Segment Open

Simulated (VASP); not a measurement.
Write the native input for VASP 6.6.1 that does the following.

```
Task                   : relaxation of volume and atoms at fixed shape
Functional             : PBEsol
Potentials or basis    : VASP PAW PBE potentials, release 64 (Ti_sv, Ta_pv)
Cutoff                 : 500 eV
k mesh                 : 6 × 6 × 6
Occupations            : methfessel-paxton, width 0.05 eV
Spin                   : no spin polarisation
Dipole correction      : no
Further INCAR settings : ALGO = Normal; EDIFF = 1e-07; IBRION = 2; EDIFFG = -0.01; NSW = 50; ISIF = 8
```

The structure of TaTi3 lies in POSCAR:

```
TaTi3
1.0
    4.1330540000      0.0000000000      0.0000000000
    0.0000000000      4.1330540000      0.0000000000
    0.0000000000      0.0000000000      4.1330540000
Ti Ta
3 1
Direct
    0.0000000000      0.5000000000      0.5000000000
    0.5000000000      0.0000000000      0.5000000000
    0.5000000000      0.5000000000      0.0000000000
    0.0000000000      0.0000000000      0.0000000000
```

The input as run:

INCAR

Segment Closed

WORK INSTRUCTION> Your answer must be the records themselves, output again exactly.

TASK RESULT>
Simulated (VASP); not a measurement.
Write the native input for VASP 6.6.1 that does the following.

```
Task                   : relaxation of volume and atoms at fixed shape
Functional             : PBEsol
Potentials or basis    : VASP PAW PBE potentials, release 64 (Ti_sv, Ta_pv)
Cutoff                 : 500 eV
k mesh                 : 6 × 6 × 6
Occupations            : methfessel-paxton, width 0.05 eV
Spin                   : no spin polarisation
Dipole correction      : no
Further INCAR settings : ALGO = Normal; EDIFF = 1e-07; IBRION = 2; EDIFFG = -0.01; NSW = 50; ISIF = 8
```

The structure of TaTi3 lies in POSCAR:

```
TaTi3
1.0
    4.1330540000      0.0000000000      0.0000000000
    0.0000000000      4.1330540000      0.0000000000
    0.0000000000      0.0000000000      4.1330540000
Ti Ta
3 1
Direct
    0.0000000000      0.5000000000      0.5000000000
    0.5000000000      0.0000000000      0.5000000000
    0.5000000000      0.5000000000      0.0000000000
    0.0000000000      0.0000000000      0.0000000000
```

The input as run:

INCAR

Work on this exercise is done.